WORK ORDER:
Among the entries below, please repeat exactly and only the lines from the line containing "-2.75 | within a factor of two |" to the line containing "This is not", both lines included.

☆ ☆ ☆ ☆ ☆

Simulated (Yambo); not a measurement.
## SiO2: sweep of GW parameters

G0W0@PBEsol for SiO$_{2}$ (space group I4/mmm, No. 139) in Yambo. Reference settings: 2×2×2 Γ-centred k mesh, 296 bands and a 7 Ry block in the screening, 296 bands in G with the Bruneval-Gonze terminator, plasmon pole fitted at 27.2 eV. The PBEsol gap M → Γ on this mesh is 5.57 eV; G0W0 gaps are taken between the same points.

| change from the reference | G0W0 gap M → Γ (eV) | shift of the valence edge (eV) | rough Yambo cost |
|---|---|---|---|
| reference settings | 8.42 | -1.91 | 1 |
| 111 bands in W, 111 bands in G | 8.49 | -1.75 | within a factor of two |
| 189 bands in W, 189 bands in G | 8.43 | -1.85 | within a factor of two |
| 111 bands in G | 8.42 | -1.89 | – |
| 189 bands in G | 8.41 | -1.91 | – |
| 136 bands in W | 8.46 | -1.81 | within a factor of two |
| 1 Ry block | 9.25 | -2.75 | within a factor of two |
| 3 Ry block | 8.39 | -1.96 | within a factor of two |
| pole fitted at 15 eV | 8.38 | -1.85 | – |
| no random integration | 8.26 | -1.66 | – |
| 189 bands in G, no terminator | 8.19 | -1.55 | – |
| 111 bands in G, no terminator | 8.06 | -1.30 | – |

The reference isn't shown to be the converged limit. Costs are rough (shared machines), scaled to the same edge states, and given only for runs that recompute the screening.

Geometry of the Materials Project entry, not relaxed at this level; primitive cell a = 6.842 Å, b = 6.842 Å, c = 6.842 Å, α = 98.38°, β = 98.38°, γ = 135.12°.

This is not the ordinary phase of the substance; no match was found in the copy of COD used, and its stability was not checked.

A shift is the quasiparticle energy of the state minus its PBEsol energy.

☆ ☆ ☆ ☆ ☆

WRITTEN ANSWER:
| 1 Ry block | 9.25 | -2.75 | within a factor of two |
| 3 Ry block | 8.39 | -1.96 | within a factor of two |
| pole fitted at 15 eV | 8.38 | -1.85 | – |
| no random integration | 8.26 | -1.66 | – |
| 189 bands in G, no terminator | 8.19 | -1.55 | – |
| 111 bands in G, no terminator | 8.06 | -1.30 | – |

The reference isn't shown to be the converged limit. Costs are rough (shared machines), scaled to the same edge states, and given only for runs that recompute the screening.

Geometry of the Materials Project entry, not relaxed at this level; primitive cell a = 6.842 Å, b = 6.842 Å, c = 6.842 Å, α = 98.38°, β = 98.38°, γ = 135.12°.

This is not the ordinary phase of the substance; no match was found in the copy of COD used, and its stability was not checked.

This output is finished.